▶ _Brief_
Verbatim transcription of the listing is needed.

***** Provided data *****

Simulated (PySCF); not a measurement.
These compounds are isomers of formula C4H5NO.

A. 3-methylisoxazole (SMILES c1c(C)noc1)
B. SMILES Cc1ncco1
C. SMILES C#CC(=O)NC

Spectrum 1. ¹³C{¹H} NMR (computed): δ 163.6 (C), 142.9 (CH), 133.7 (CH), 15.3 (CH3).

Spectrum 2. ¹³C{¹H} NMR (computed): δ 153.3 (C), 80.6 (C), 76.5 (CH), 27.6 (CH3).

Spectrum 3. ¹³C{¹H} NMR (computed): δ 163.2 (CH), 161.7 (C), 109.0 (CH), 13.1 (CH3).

*****

▶ _Exercise result_
Simulated (PySCF); not a measurement.
These compounds are isomers of formula C4H5NO.

A. 3-methylisoxazole (SMILES c1c(C)noc1)
B. SMILES Cc1ncco1
C. SMILES C#CC(=O)NC

Spectrum 1. ¹³C{¹H} NMR (computed): δ 163.6 (C), 142.9 (CH), 133.7 (CH), 15.3 (CH3).

Spectrum 2. ¹³C{¹H} NMR (computed): δ 153.3 (C), 80.6 (C), 76.5 (CH), 27.6 (CH3).

Spectrum 3. ¹³C{¹H} NMR (computed): δ 163.2 (CH), 161.7 (C), 109.0 (CH), 13.1 (CH3).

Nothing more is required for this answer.